*REQUIRED ACTION*:
Quote exactly and only this range of lines in the data below: the line that holds "none | 37.4 |" to the line that holds "A k mesh can", both included.

:::::

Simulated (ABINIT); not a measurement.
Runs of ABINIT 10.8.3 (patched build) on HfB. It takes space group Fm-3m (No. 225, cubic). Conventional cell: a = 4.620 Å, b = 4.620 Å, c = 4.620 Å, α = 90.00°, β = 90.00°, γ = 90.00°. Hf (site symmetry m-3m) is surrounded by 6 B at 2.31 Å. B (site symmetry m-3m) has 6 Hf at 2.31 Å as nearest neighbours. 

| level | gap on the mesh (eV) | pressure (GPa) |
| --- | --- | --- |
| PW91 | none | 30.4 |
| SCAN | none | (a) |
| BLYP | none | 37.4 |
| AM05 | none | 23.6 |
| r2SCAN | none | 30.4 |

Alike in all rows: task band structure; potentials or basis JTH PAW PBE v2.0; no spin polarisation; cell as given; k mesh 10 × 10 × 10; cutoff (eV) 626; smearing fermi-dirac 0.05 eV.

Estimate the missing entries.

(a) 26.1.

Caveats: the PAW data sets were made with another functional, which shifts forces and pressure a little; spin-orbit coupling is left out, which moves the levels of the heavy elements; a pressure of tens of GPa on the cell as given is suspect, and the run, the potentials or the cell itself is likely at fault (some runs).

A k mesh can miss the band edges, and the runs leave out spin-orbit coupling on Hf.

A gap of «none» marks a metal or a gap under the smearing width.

:::::

*RESPONSE BOX*:
| BLYP | none | 37.4 |
| AM05 | none | 23.6 |
| r2SCAN | none | 30.4 |

Alike in all rows: task band structure; potentials or basis JTH PAW PBE v2.0; no spin polarisation; cell as given; k mesh 10 × 10 × 10; cutoff (eV) 626; smearing fermi-dirac 0.05 eV.

Estimate the missing entries.

(a) 26.1.

Caveats: the PAW data sets were made with another functional, which shifts forces and pressure a little; spin-orbit coupling is left out, which moves the levels of the heavy elements; a pressure of tens of GPa on the cell as given is suspect, and the run, the potentials or the cell itself is likely at fault (some runs).

A k mesh can miss the band edges, and the runs leave out spin-orbit coupling on Hf.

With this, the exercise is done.